▶ [Supplied records]
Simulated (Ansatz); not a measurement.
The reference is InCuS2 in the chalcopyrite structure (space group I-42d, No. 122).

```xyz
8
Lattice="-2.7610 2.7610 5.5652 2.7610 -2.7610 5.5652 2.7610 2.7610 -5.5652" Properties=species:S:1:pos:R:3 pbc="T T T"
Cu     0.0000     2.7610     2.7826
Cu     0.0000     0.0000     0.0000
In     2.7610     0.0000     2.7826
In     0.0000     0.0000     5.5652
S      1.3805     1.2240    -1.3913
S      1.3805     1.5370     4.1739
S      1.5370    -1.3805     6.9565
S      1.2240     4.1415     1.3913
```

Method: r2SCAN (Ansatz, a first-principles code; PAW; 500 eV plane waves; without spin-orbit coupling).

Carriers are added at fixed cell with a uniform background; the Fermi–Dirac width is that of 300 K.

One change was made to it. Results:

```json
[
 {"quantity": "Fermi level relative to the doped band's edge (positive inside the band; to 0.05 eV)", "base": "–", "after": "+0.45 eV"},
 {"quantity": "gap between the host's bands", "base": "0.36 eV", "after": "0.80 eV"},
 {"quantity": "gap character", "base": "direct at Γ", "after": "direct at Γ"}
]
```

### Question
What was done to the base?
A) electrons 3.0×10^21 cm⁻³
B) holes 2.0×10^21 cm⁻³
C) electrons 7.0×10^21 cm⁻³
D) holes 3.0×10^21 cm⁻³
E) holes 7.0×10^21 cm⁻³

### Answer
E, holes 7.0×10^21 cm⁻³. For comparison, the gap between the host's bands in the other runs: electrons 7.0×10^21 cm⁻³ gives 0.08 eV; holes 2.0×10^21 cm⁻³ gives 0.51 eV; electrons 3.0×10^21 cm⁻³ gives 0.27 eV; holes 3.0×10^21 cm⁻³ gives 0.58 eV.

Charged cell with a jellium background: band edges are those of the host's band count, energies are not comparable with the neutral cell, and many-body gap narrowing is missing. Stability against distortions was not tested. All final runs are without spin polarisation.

▶ [Work order]
Everything from the first line above through the line that contains "Method: r2SCAN (Ansatz, a" should be duplicated exactly, please, and nothing beyond it.

▶ [Reply]
Simulated (Ansatz); not a measurement.
The reference is InCuS2 in the chalcopyrite structure (space group I-42d, No. 122).

```xyz
8
Lattice="-2.7610 2.7610 5.5652 2.7610 -2.7610 5.5652 2.7610 2.7610 -5.5652" Properties=species:S:1:pos:R:3 pbc="T T T"
Cu     0.0000     2.7610     2.7826
Cu     0.0000     0.0000     0.0000
In     2.7610     0.0000     2.7826
In     0.0000     0.0000     5.5652
S      1.3805     1.2240    -1.3913
S      1.3805     1.5370     4.1739
S      1.5370    -1.3805     6.9565
S      1.2240     4.1415     1.3913
```

Method: r2SCAN (Ansatz, a first-principles code; PAW; 500 eV plane waves; without spin-orbit coupling).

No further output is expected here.